[ASSIGNED TASK]
Set down again exactly the lines of the listing below that fall between the line holding "Cell a = 6.3430" and the line holding "Simulated single-crystal data", inclusive.

AVAILABLE DATA below:

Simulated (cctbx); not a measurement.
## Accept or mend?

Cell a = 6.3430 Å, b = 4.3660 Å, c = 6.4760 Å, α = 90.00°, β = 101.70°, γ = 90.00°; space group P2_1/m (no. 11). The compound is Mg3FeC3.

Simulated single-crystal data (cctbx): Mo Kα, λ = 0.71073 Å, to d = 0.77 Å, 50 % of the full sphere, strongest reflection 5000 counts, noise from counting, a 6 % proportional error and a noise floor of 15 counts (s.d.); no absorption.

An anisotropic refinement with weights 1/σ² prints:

End of AVAILABLE DATA.

[TASK RESPONSE]
Cell a = 6.3430 Å, b = 4.3660 Å, c = 6.4760 Å, α = 90.00°, β = 101.70°, γ = 90.00°; space group P2_1/m (no. 11). The compound is Mg3FeC3.

Simulated single-crystal data (cctbx): Mo Kα, λ = 0.71073 Å, to d = 0.77 Å, 50 % of the full sphere, strongest reflection 5000 counts, noise from counting, a 6 % proportional error and a noise floor of 15 counts (s.d.); no absorption.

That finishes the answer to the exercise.